Please copy the lines below exactly, from the first one through the line showing "Question: All-electron atom: the".

· · · · ·

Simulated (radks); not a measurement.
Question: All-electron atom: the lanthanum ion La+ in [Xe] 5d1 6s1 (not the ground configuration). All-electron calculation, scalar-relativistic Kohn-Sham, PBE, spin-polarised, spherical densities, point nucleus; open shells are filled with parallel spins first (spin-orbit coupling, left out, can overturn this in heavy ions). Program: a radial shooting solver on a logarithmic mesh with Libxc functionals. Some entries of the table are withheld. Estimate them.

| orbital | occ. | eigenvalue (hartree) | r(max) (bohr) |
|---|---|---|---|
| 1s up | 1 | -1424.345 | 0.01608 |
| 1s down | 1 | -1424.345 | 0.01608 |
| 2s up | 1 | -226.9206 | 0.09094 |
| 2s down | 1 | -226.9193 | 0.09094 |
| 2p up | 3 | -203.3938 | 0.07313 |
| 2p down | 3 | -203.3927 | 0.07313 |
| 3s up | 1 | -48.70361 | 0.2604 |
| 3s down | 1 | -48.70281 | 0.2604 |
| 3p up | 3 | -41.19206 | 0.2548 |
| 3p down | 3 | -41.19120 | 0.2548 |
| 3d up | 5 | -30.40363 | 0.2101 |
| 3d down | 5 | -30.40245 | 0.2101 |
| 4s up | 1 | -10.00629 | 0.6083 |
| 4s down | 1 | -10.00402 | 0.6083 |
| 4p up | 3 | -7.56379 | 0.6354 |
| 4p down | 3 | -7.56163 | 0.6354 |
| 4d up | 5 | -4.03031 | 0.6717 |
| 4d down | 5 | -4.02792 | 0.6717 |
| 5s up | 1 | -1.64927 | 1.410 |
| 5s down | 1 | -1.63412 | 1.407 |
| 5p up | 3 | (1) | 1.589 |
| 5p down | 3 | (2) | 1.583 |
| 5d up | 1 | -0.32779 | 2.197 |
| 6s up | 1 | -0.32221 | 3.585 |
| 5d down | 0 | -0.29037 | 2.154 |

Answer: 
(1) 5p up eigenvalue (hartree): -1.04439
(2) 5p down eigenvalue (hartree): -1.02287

· · · · ·

▸ TASK RESULT:
Simulated (radks); not a measurement.
Question: All-electron atom: the lanthanum ion La+ in [Xe] 5d1 6s1 (not the ground configuration). All-electron calculation, scalar-relativistic Kohn-Sham, PBE, spin-polarised, spherical densities, point nucleus; open shells are filled with parallel spins first (spin-orbit coupling, left out, can overturn this in heavy ions). Program: a radial shooting solver on a logarithmic mesh with Libxc functionals. Some entries of the table are withheld. Estimate them.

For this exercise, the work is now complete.